REQUIREMENT →
Take the listing that follows and copy it precisely.

--- START ---
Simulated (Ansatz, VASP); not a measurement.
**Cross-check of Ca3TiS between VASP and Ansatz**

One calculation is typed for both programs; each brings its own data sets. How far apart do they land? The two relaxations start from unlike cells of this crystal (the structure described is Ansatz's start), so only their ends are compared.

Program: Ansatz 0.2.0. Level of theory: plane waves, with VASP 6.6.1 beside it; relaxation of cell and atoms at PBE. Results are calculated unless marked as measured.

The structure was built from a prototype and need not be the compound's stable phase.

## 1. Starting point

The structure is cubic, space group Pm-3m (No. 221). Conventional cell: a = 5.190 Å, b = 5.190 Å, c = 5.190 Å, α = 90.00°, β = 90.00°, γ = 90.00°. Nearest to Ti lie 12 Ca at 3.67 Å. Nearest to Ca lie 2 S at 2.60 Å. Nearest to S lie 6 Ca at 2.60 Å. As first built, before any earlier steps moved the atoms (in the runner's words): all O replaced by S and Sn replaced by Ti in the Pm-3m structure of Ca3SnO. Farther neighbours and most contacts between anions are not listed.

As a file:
--- END ---

EXERCISE ANSWER →
Simulated (Ansatz, VASP); not a measurement.
**Cross-check of Ca3TiS between VASP and Ansatz**

One calculation is typed for both programs; each brings its own data sets. How far apart do they land? The two relaxations start from unlike cells of this crystal (the structure described is Ansatz's start), so only their ends are compared.

Program: Ansatz 0.2.0. Level of theory: plane waves, with VASP 6.6.1 beside it; relaxation of cell and atoms at PBE. Results are calculated unless marked as measured.

The structure was built from a prototype and need not be the compound's stable phase.

## 1. Starting point

The structure is cubic, space group Pm-3m (No. 221). Conventional cell: a = 5.190 Å, b = 5.190 Å, c = 5.190 Å, α = 90.00°, β = 90.00°, γ = 90.00°. Nearest to Ti lie 12 Ca at 3.67 Å. Nearest to Ca lie 2 S at 2.60 Å. Nearest to S lie 6 Ca at 2.60 Å. As first built, before any earlier steps moved the atoms (in the runner's words): all O replaced by S and Sn replaced by Ti in the Pm-3m structure of Ca3SnO. Farther neighbours and most contacts between anions are not listed.

As a file:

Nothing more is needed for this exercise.